**RECORDED DATA:**
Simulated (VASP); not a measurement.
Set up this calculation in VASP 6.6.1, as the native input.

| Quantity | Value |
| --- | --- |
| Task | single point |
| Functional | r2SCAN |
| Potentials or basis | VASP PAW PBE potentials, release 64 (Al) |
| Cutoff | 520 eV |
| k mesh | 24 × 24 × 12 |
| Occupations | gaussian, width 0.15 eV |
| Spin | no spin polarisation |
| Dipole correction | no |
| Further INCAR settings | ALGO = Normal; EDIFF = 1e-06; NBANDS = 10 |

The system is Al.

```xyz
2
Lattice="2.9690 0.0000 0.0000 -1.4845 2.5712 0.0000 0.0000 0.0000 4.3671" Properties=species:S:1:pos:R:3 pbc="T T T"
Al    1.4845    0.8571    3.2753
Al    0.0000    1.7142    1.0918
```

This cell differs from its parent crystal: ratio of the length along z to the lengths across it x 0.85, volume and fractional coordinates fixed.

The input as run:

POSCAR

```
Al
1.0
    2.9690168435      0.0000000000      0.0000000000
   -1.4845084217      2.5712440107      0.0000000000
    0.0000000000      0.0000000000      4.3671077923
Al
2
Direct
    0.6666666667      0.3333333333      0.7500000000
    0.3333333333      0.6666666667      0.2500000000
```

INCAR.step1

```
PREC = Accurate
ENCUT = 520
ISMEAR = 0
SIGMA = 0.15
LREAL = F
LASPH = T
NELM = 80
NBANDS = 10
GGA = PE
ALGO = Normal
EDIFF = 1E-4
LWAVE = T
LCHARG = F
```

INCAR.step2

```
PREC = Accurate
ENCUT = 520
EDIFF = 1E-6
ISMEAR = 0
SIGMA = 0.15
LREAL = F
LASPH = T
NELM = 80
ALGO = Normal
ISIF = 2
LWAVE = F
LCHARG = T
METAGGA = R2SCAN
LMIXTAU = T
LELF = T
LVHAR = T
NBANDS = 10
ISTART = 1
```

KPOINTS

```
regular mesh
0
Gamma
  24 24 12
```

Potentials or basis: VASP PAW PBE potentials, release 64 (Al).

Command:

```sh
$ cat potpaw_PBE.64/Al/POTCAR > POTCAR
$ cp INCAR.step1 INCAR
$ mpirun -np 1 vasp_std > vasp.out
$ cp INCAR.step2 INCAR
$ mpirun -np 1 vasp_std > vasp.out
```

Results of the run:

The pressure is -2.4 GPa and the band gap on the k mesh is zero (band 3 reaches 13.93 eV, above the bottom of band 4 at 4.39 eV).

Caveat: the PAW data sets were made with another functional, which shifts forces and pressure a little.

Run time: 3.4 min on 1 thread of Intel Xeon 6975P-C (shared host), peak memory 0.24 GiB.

**REQUIREMENT:** Only the lines from the start of the material through the line bearing "Caveat: the PAW" are needed, restated exactly, with both end lines included.

**EXERCISE ANSWER:**
Simulated (VASP); not a measurement.
Set up this calculation in VASP 6.6.1, as the native input.

| Quantity | Value |
| --- | --- |
| Task | single point |
| Functional | r2SCAN |
| Potentials or basis | VASP PAW PBE potentials, release 64 (Al) |
| Cutoff | 520 eV |
| k mesh | 24 × 24 × 12 |
| Occupations | gaussian, width 0.15 eV |
| Spin | no spin polarisation |
| Dipole correction | no |
| Further INCAR settings | ALGO = Normal; EDIFF = 1e-06; NBANDS = 10 |

The system is Al.

```xyz
2
Lattice="2.9690 0.0000 0.0000 -1.4845 2.5712 0.0000 0.0000 0.0000 4.3671" Properties=species:S:1:pos:R:3 pbc="T T T"
Al    1.4845    0.8571    3.2753
Al    0.0000    1.7142    1.0918
```

This cell differs from its parent crystal: ratio of the length along z to the lengths across it x 0.85, volume and fractional coordinates fixed.

The input as run:

POSCAR

```
Al
1.0
    2.9690168435      0.0000000000      0.0000000000
   -1.4845084217      2.5712440107      0.0000000000
    0.0000000000      0.0000000000      4.3671077923
Al
2
Direct
    0.6666666667      0.3333333333      0.7500000000
    0.3333333333      0.6666666667      0.2500000000
```

INCAR.step1

```
PREC = Accurate
ENCUT = 520
ISMEAR = 0
SIGMA = 0.15
LREAL = F
LASPH = T
NELM = 80
NBANDS = 10
GGA = PE
ALGO = Normal
EDIFF = 1E-4
LWAVE = T
LCHARG = F
```

INCAR.step2

```
PREC = Accurate
ENCUT = 520
EDIFF = 1E-6
ISMEAR = 0
SIGMA = 0.15
LREAL = F
LASPH = T
NELM = 80
ALGO = Normal
ISIF = 2
LWAVE = F
LCHARG = T
METAGGA = R2SCAN
LMIXTAU = T
LELF = T
LVHAR = T
NBANDS = 10
ISTART = 1
```

KPOINTS

```
regular mesh
0
Gamma
  24 24 12
```

Potentials or basis: VASP PAW PBE potentials, release 64 (Al).

Command:

```sh
$ cat potpaw_PBE.64/Al/POTCAR > POTCAR
$ cp INCAR.step1 INCAR
$ mpirun -np 1 vasp_std > vasp.out
$ cp INCAR.step2 INCAR
$ mpirun -np 1 vasp_std > vasp.out
```

Results of the run:

The pressure is -2.4 GPa and the band gap on the k mesh is zero (band 3 reaches 13.93 eV, above the bottom of band 4 at 4.39 eV).

Caveat: the PAW data sets were made with another functional, which shifts forces and pressure a little.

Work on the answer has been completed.